◆ Work task ◆
Of the material below, the lines to be retyped are those from the line containing "Longer pairs under the limit may be missing." through the line containing "Q: In a model", inclusive; reproduce them exactly.

◆ Material shown ◆
________
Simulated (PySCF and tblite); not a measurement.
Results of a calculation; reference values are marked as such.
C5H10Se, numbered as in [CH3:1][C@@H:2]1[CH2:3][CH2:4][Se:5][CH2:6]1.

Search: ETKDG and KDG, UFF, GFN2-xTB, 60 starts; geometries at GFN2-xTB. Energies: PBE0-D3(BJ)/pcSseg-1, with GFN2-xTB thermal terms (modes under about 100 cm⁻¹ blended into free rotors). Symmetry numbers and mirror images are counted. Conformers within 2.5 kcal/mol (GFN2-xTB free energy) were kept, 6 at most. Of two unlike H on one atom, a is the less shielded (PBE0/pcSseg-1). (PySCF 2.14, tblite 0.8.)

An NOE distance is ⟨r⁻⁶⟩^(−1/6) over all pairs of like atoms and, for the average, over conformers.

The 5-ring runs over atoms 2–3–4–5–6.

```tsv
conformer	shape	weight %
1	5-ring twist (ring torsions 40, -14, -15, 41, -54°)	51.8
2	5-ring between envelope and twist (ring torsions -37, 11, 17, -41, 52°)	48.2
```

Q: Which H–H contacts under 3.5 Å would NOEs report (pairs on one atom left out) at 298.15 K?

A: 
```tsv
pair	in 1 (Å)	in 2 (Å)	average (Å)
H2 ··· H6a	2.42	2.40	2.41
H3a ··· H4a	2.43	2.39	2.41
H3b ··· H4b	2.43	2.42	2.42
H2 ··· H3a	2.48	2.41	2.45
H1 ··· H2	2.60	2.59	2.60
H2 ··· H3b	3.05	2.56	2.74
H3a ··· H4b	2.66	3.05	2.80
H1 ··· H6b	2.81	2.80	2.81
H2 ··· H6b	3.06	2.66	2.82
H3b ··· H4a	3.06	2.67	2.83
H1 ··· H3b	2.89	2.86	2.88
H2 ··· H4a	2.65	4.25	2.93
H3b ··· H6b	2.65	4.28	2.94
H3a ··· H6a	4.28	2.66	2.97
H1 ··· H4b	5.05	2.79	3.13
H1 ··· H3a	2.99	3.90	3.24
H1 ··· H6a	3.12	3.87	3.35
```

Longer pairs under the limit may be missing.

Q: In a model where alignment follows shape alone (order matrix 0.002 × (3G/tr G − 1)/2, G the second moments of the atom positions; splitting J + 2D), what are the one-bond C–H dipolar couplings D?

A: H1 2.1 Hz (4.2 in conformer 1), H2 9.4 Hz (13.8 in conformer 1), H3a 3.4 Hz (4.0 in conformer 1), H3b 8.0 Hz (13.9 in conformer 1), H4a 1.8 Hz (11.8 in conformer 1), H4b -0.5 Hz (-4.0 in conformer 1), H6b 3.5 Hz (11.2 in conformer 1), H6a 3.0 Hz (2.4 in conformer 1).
________

◆ Task result ◆
Longer pairs under the limit may be missing.

Q: In a model where alignment follows shape alone (order matrix 0.002 × (3G/tr G − 1)/2, G the second moments of the atom positions; splitting J + 2D), what are the one-bond C–H dipolar couplings D?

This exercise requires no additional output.